TASK ITEM: An exact copy of all the data is required.

SOURCE INFORMATION:
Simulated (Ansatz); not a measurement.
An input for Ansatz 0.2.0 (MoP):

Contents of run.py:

TASK ANSWER:
Simulated (Ansatz); not a measurement.
An input for Ansatz 0.2.0 (MoP):

Contents of run.py:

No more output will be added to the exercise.